- _Required action_:
Could you copy every entry exactly, with nothing changed?

>>>>>

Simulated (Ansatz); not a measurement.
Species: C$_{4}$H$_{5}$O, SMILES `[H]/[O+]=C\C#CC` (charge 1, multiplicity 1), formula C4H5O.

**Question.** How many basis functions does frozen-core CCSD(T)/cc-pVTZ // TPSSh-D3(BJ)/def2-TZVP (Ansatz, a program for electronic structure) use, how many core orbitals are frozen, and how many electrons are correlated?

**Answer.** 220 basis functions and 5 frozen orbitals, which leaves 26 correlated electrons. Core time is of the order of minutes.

<<<<<

- _Exercise answer_:
Simulated (Ansatz); not a measurement.
Species: C$_{4}$H$_{5}$O, SMILES `[H]/[O+]=C\C#CC` (charge 1, multiplicity 1), formula C4H5O.

**Question.** How many basis functions does frozen-core CCSD(T)/cc-pVTZ // TPSSh-D3(BJ)/def2-TZVP (Ansatz, a program for electronic structure) use, how many core orbitals are frozen, and how many electrons are correlated?

**Answer.** 220 basis functions and 5 frozen orbitals, which leaves 26 correlated electrons. Core time is of the order of minutes.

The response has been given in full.